- Work request -
Your output must be a faithful copy of the listing underneath.

Dataset extract: Begin

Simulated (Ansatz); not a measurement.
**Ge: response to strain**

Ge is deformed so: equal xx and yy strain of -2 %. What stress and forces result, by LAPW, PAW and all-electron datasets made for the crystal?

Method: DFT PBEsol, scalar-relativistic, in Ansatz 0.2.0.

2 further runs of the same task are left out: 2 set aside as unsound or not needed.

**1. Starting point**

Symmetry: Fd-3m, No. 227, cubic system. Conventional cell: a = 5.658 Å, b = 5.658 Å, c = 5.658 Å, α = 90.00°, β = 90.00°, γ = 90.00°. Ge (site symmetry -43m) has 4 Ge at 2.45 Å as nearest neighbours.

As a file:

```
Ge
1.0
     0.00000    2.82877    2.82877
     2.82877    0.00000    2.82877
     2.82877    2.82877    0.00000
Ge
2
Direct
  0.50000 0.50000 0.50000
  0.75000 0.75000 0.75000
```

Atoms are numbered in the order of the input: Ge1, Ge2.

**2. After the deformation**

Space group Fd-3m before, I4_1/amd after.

Dataset extract: End

- Result -
Simulated (Ansatz); not a measurement.
**Ge: response to strain**

Ge is deformed so: equal xx and yy strain of -2 %. What stress and forces result, by LAPW, PAW and all-electron datasets made for the crystal?

Method: DFT PBEsol, scalar-relativistic, in Ansatz 0.2.0.

2 further runs of the same task are left out: 2 set aside as unsound or not needed.

**1. Starting point**

Symmetry: Fd-3m, No. 227, cubic system. Conventional cell: a = 5.658 Å, b = 5.658 Å, c = 5.658 Å, α = 90.00°, β = 90.00°, γ = 90.00°. Ge (site symmetry -43m) has 4 Ge at 2.45 Å as nearest neighbours.

As a file:

```
Ge
1.0
     0.00000    2.82877    2.82877
     2.82877    0.00000    2.82877
     2.82877    2.82877    0.00000
Ge
2
Direct
  0.50000 0.50000 0.50000
  0.75000 0.75000 0.75000
```

Atoms are numbered in the order of the input: Ge1, Ge2.

**2. After the deformation**

Space group Fd-3m before, I4_1/amd after.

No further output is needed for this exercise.